RAW DATA.
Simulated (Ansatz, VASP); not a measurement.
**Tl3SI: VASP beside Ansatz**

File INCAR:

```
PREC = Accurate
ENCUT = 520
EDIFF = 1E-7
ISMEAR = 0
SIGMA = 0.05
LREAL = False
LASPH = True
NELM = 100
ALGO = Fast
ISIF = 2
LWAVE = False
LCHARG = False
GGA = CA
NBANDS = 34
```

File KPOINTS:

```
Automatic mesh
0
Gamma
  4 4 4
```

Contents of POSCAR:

TASK ITEM. Full transcription, please: every entry, exactly as written.

ANSWER SECTION.
Simulated (Ansatz, VASP); not a measurement.
**Tl3SI: VASP beside Ansatz**

File INCAR:

```
PREC = Accurate
ENCUT = 520
EDIFF = 1E-7
ISMEAR = 0
SIGMA = 0.05
LREAL = False
LASPH = True
NELM = 100
ALGO = Fast
ISIF = 2
LWAVE = False
LCHARG = False
GGA = CA
NBANDS = 34
```

File KPOINTS:

```
Automatic mesh
0
Gamma
  4 4 4
```

Contents of POSCAR:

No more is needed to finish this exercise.